▶ [Work item]: Reproduce the records exactly through the line with "These are results".

▶ [Provided information]:
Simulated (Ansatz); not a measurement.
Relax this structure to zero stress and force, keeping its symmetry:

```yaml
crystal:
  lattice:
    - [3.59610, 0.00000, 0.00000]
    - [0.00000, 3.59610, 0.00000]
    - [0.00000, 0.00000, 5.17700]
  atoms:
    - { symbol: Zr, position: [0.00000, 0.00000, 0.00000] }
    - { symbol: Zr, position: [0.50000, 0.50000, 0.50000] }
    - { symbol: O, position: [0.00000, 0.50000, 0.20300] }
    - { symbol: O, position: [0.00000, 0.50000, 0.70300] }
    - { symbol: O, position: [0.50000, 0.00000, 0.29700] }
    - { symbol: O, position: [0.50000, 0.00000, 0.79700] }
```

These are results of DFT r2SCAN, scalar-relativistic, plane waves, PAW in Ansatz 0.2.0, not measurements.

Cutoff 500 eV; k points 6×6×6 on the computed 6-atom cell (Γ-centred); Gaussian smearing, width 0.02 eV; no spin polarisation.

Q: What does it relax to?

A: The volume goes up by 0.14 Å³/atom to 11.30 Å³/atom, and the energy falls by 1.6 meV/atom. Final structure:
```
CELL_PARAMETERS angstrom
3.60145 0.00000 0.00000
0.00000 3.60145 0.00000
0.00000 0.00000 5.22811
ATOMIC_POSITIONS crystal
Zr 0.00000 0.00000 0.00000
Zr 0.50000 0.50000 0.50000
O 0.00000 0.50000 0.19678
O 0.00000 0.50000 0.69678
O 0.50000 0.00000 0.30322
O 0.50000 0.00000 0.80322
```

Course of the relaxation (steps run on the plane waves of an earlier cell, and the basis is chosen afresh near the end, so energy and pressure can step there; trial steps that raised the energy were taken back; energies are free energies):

▶ [Exercise solution]:
Simulated (Ansatz); not a measurement.
Relax this structure to zero stress and force, keeping its symmetry:

```yaml
crystal:
  lattice:
    - [3.59610, 0.00000, 0.00000]
    - [0.00000, 3.59610, 0.00000]
    - [0.00000, 0.00000, 5.17700]
  atoms:
    - { symbol: Zr, position: [0.00000, 0.00000, 0.00000] }
    - { symbol: Zr, position: [0.50000, 0.50000, 0.50000] }
    - { symbol: O, position: [0.00000, 0.50000, 0.20300] }
    - { symbol: O, position: [0.00000, 0.50000, 0.70300] }
    - { symbol: O, position: [0.50000, 0.00000, 0.29700] }
    - { symbol: O, position: [0.50000, 0.00000, 0.79700] }
```

These are results of DFT r2SCAN, scalar-relativistic, plane waves, PAW in Ansatz 0.2.0, not measurements.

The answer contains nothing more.